::::

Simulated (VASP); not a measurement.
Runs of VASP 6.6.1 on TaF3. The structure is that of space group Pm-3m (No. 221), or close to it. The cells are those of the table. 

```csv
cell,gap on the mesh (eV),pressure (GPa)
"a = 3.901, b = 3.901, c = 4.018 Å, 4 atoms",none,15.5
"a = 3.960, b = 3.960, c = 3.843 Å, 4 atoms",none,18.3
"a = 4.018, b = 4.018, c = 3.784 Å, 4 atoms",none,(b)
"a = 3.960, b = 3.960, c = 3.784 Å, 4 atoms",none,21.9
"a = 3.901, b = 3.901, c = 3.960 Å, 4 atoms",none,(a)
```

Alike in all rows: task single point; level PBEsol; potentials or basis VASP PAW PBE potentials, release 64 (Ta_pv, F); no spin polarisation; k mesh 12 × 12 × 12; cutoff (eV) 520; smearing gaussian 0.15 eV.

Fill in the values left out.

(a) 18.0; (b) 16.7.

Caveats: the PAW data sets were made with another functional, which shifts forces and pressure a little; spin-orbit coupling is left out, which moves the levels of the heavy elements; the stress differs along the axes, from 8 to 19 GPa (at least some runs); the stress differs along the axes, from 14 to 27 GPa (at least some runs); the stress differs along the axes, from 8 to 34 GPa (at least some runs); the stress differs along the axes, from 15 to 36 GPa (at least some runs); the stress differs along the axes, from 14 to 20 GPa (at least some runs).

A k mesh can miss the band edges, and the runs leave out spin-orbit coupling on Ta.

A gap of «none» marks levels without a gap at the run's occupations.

::::

ACTIVITY: Reproduce the lines above, beginning at the line with "Runs of VASP" and stopping after the line with "A k mesh can", exactly as they are.

WRITTEN REPLY:
Runs of VASP 6.6.1 on TaF3. The structure is that of space group Pm-3m (No. 221), or close to it. The cells are those of the table. 

```csv
cell,gap on the mesh (eV),pressure (GPa)
"a = 3.901, b = 3.901, c = 4.018 Å, 4 atoms",none,15.5
"a = 3.960, b = 3.960, c = 3.843 Å, 4 atoms",none,18.3
"a = 4.018, b = 4.018, c = 3.784 Å, 4 atoms",none,(b)
"a = 3.960, b = 3.960, c = 3.784 Å, 4 atoms",none,21.9
"a = 3.901, b = 3.901, c = 3.960 Å, 4 atoms",none,(a)
```

Alike in all rows: task single point; level PBEsol; potentials or basis VASP PAW PBE potentials, release 64 (Ta_pv, F); no spin polarisation; k mesh 12 × 12 × 12; cutoff (eV) 520; smearing gaussian 0.15 eV.

Fill in the values left out.

(a) 18.0; (b) 16.7.

Caveats: the PAW data sets were made with another functional, which shifts forces and pressure a little; spin-orbit coupling is left out, which moves the levels of the heavy elements; the stress differs along the axes, from 8 to 19 GPa (at least some runs); the stress differs along the axes, from 14 to 27 GPa (at least some runs); the stress differs along the axes, from 8 to 34 GPa (at least some runs); the stress differs along the axes, from 15 to 36 GPa (at least some runs); the stress differs along the axes, from 14 to 20 GPa (at least some runs).

A k mesh can miss the band edges, and the runs leave out spin-orbit coupling on Ta.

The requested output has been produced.